## Brief
Please reproduce the listing in its entirety, exactly as shown.

## Source information
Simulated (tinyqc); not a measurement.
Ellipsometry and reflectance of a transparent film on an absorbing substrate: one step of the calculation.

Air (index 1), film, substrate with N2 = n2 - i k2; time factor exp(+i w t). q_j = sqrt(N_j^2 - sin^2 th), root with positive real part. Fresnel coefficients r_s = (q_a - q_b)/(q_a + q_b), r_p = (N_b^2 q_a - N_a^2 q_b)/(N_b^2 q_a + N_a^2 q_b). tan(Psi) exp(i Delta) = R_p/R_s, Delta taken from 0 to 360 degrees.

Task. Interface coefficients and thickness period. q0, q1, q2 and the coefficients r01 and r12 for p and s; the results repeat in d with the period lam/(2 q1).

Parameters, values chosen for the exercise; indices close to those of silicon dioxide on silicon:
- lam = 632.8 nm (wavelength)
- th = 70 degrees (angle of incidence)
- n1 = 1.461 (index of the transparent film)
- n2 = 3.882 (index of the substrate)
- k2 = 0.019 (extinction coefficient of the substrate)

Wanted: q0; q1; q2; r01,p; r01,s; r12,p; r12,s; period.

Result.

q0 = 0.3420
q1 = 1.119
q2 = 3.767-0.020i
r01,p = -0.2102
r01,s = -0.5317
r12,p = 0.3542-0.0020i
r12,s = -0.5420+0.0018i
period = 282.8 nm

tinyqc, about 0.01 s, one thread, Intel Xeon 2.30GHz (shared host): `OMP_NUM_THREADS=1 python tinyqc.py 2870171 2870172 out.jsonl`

## Exercise solution
Simulated (tinyqc); not a measurement.
Ellipsometry and reflectance of a transparent film on an absorbing substrate: one step of the calculation.

Air (index 1), film, substrate with N2 = n2 - i k2; time factor exp(+i w t). q_j = sqrt(N_j^2 - sin^2 th), root with positive real part. Fresnel coefficients r_s = (q_a - q_b)/(q_a + q_b), r_p = (N_b^2 q_a - N_a^2 q_b)/(N_b^2 q_a + N_a^2 q_b). tan(Psi) exp(i Delta) = R_p/R_s, Delta taken from 0 to 360 degrees.

Task. Interface coefficients and thickness period. q0, q1, q2 and the coefficients r01 and r12 for p and s; the results repeat in d with the period lam/(2 q1).

Parameters, values chosen for the exercise; indices close to those of silicon dioxide on silicon:
- lam = 632.8 nm (wavelength)
- th = 70 degrees (angle of incidence)
- n1 = 1.461 (index of the transparent film)
- n2 = 3.882 (index of the substrate)
- k2 = 0.019 (extinction coefficient of the substrate)

Wanted: q0; q1; q2; r01,p; r01,s; r12,p; r12,s; period.

Result.

q0 = 0.3420
q1 = 1.119
q2 = 3.767-0.020i
r01,p = -0.2102
r01,s = -0.5317
r12,p = 0.3542-0.0020i
r12,s = -0.5420+0.0018i
period = 282.8 nm

tinyqc, about 0.01 s, one thread, Intel Xeon 2.30GHz (shared host): `OMP_NUM_THREADS=1 python tinyqc.py 2870171 2870172 out.jsonl`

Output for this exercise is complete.